Record excerpts START
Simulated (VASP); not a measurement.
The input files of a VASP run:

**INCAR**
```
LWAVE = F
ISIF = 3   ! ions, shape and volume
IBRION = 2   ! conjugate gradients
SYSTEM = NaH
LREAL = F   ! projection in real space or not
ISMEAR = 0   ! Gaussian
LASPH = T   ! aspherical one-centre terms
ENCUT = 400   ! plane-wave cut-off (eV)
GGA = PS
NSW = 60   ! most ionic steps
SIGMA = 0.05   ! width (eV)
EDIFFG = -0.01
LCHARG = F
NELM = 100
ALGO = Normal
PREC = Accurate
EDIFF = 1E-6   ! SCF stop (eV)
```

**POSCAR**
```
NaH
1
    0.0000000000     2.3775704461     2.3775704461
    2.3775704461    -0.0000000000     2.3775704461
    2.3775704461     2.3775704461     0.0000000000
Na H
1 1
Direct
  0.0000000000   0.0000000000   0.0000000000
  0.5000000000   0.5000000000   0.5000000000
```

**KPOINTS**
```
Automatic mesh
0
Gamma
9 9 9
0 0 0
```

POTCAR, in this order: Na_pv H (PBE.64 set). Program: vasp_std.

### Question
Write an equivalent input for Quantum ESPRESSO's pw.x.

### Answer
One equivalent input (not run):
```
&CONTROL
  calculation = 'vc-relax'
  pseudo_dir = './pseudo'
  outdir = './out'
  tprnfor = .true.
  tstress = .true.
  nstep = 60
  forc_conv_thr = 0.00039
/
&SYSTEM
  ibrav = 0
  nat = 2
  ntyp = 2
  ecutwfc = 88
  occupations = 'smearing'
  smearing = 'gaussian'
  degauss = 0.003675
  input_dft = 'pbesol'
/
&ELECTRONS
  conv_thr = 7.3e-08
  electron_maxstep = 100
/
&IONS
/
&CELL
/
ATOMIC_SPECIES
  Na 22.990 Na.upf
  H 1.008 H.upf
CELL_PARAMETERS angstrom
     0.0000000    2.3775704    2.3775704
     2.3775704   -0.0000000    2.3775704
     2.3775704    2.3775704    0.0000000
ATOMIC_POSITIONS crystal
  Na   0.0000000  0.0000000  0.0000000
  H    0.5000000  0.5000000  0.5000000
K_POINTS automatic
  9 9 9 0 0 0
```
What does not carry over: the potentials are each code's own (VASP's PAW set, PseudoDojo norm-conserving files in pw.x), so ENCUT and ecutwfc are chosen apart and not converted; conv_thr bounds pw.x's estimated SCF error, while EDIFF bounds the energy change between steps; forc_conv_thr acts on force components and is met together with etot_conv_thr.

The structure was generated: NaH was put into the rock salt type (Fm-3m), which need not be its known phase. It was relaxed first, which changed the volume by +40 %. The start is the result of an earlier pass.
Record excerpts END

Requirement - From the material above, copy exactly the lines between the line holding "### Question" and the line holding "What does not", inclusive, and only those.

Result -
### Question
Write an equivalent input for Quantum ESPRESSO's pw.x.

### Answer
One equivalent input (not run):
```
&CONTROL
  calculation = 'vc-relax'
  pseudo_dir = './pseudo'
  outdir = './out'
  tprnfor = .true.
  tstress = .true.
  nstep = 60
  forc_conv_thr = 0.00039
/
&SYSTEM
  ibrav = 0
  nat = 2
  ntyp = 2
  ecutwfc = 88
  occupations = 'smearing'
  smearing = 'gaussian'
  degauss = 0.003675
  input_dft = 'pbesol'
/
&ELECTRONS
  conv_thr = 7.3e-08
  electron_maxstep = 100
/
&IONS
/
&CELL
/
ATOMIC_SPECIES
  Na 22.990 Na.upf
  H 1.008 H.upf
CELL_PARAMETERS angstrom
     0.0000000    2.3775704    2.3775704
     2.3775704   -0.0000000    2.3775704
     2.3775704    2.3775704    0.0000000
ATOMIC_POSITIONS crystal
  Na   0.0000000  0.0000000  0.0000000
  H    0.5000000  0.5000000  0.5000000
K_POINTS automatic
  9 9 9 0 0 0
```
What does not carry over: the potentials are each code's own (VASP's PAW set, PseudoDojo norm-conserving files in pw.x), so ENCUT and ecutwfc are chosen apart and not converted; conv_thr bounds pw.x's estimated SCF error, while EDIFF bounds the energy change between steps; forc_conv_thr acts on force components and is met together with etot_conv_thr.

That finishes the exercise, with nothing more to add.